DATA EXTRACT =>
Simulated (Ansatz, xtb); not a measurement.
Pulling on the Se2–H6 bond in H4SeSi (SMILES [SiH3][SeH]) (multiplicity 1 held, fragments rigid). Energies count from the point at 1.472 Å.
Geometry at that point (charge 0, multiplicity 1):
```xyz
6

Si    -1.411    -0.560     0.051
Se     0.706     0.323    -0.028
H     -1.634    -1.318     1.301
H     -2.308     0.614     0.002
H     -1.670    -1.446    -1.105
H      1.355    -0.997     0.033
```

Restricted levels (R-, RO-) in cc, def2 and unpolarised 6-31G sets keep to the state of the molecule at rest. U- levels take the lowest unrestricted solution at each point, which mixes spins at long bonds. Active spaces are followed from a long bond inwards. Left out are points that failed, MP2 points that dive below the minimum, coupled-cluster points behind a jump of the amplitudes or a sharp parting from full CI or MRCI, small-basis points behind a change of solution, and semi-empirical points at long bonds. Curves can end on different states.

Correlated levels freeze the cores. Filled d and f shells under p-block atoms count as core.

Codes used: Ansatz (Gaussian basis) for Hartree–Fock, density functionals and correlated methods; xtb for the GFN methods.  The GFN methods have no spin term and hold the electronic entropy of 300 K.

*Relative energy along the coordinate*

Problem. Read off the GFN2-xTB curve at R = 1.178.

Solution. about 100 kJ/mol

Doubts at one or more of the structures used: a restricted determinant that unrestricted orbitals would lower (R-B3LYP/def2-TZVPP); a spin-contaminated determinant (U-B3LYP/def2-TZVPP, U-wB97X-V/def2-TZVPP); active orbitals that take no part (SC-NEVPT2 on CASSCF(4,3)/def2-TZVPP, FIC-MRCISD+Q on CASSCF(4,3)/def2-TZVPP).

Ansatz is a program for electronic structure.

WORK REQUEST =>
Give back, exactly as written, the stretch from the line with "Solution. about 100 kJ/mol" through the line with "Doubts at one", and no other lines from the records above.

YOUR SOLUTION =>
Solution. about 100 kJ/mol

Doubts at one or more of the structures used: a restricted determinant that unrestricted orbitals would lower (R-B3LYP/def2-TZVPP); a spin-contaminated determinant (U-B3LYP/def2-TZVPP, U-wB97X-V/def2-TZVPP); active orbitals that take no part (SC-NEVPT2 on CASSCF(4,3)/def2-TZVPP, FIC-MRCISD+Q on CASSCF(4,3)/def2-TZVPP).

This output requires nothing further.